→ Brief:
Output each line of the data word for word, from the first through the line that holds "net charge: 0", and leave off whatever follows.

☆ ☆ ☆

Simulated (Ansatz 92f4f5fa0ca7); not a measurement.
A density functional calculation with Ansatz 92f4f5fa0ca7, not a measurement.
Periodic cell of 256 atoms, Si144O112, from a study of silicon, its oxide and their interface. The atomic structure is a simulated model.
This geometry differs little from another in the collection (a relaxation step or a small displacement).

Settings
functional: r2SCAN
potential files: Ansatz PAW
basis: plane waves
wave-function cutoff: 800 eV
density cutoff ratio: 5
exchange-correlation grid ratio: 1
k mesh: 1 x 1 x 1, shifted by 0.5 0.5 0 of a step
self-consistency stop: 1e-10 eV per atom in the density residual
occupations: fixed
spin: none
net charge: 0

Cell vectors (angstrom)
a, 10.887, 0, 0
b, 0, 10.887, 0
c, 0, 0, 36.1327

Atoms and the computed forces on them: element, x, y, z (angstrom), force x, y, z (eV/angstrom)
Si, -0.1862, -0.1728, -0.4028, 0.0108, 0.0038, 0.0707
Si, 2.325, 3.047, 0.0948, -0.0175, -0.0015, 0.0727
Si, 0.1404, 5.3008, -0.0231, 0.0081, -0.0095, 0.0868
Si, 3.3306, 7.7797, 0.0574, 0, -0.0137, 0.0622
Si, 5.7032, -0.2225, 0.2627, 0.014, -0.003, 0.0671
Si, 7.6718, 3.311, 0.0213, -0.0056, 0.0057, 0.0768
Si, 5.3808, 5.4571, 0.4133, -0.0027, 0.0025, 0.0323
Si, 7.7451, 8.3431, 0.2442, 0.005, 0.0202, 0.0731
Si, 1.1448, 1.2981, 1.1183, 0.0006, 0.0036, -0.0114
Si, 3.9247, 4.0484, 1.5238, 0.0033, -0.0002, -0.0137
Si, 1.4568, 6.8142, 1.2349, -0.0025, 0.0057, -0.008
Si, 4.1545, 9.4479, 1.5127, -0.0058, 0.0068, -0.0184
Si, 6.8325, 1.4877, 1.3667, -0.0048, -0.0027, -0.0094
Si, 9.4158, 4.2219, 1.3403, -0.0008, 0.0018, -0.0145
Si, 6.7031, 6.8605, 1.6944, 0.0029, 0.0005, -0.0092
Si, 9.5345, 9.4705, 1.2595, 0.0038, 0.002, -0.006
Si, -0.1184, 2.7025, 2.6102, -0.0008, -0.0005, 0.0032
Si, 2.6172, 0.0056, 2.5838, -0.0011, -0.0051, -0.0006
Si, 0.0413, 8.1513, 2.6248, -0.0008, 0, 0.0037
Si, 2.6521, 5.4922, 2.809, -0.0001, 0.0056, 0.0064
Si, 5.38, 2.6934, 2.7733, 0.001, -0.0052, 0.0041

☆ ☆ ☆

→ Answer space:
Simulated (Ansatz 92f4f5fa0ca7); not a measurement.
A density functional calculation with Ansatz 92f4f5fa0ca7, not a measurement.
Periodic cell of 256 atoms, Si144O112, from a study of silicon, its oxide and their interface. The atomic structure is a simulated model.
This geometry differs little from another in the collection (a relaxation step or a small displacement).

Settings
functional: r2SCAN
potential files: Ansatz PAW
basis: plane waves
wave-function cutoff: 800 eV
density cutoff ratio: 5
exchange-correlation grid ratio: 1
k mesh: 1 x 1 x 1, shifted by 0.5 0.5 0 of a step
self-consistency stop: 1e-10 eV per atom in the density residual
occupations: fixed
spin: none
net charge: 0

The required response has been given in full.